- **Work task**
The whole listing below should be output again, word for word.

- **Extracted material**
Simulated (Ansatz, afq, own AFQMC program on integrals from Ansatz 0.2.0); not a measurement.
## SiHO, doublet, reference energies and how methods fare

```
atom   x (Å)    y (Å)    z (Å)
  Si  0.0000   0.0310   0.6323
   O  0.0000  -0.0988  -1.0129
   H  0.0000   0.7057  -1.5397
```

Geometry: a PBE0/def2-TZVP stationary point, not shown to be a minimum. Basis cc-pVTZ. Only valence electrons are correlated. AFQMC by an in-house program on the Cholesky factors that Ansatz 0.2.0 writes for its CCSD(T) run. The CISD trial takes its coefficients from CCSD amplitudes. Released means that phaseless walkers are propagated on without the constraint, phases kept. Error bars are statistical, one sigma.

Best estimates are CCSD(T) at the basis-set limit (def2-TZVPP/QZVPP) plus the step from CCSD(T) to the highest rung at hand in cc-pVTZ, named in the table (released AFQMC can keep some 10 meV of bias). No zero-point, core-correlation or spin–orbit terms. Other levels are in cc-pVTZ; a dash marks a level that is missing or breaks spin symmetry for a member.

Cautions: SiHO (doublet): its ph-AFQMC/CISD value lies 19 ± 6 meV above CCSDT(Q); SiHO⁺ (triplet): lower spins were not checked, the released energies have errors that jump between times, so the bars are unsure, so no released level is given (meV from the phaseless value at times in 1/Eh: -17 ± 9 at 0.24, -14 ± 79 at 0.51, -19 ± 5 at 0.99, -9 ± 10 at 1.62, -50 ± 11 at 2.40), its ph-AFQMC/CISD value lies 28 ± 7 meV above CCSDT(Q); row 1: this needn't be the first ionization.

- **Task result**
Simulated (Ansatz, afq, own AFQMC program on integrals from Ansatz 0.2.0); not a measurement.
## SiHO, doublet, reference energies and how methods fare

```
atom   x (Å)    y (Å)    z (Å)
  Si  0.0000   0.0310   0.6323
   O  0.0000  -0.0988  -1.0129
   H  0.0000   0.7057  -1.5397
```

Geometry: a PBE0/def2-TZVP stationary point, not shown to be a minimum. Basis cc-pVTZ. Only valence electrons are correlated. AFQMC by an in-house program on the Cholesky factors that Ansatz 0.2.0 writes for its CCSD(T) run. The CISD trial takes its coefficients from CCSD amplitudes. Released means that phaseless walkers are propagated on without the constraint, phases kept. Error bars are statistical, one sigma.

Best estimates are CCSD(T) at the basis-set limit (def2-TZVPP/QZVPP) plus the step from CCSD(T) to the highest rung at hand in cc-pVTZ, named in the table (released AFQMC can keep some 10 meV of bias). No zero-point, core-correlation or spin–orbit terms. Other levels are in cc-pVTZ; a dash marks a level that is missing or breaks spin symmetry for a member.

Cautions: SiHO (doublet): its ph-AFQMC/CISD value lies 19 ± 6 meV above CCSDT(Q); SiHO⁺ (triplet): lower spins were not checked, the released energies have errors that jump between times, so the bars are unsure, so no released level is given (meV from the phaseless value at times in 1/Eh: -17 ± 9 at 0.24, -14 ± 79 at 0.51, -19 ± 5 at 0.99, -9 ± 10 at 1.62, -50 ± 11 at 2.40), its ph-AFQMC/CISD value lies 28 ± 7 meV above CCSDT(Q); row 1: this needn't be the first ionization.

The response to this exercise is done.